> [Required action]
Begin at the line containing "Integrated-DPC-like image of" in the entries below and end at the line containing "kind it is."; transcribe that range exactly and nothing outside it.

════════

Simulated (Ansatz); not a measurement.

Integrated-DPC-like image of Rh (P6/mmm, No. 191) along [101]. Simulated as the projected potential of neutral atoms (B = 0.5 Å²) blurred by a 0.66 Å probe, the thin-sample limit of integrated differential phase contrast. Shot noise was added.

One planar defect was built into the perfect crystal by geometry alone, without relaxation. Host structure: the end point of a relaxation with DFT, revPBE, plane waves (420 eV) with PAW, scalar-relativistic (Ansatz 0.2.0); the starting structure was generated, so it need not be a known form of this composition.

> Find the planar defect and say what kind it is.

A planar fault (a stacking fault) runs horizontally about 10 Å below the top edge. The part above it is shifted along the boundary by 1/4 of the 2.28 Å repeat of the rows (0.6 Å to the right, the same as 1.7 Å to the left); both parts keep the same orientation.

════════

> [Exercise output]
Integrated-DPC-like image of Rh (P6/mmm, No. 191) along [101]. Simulated as the projected potential of neutral atoms (B = 0.5 Å²) blurred by a 0.66 Å probe, the thin-sample limit of integrated differential phase contrast. Shot noise was added.

One planar defect was built into the perfect crystal by geometry alone, without relaxation. Host structure: the end point of a relaxation with DFT, revPBE, plane waves (420 eV) with PAW, scalar-relativistic (Ansatz 0.2.0); the starting structure was generated, so it need not be a known form of this composition.

> Find the planar defect and say what kind it is.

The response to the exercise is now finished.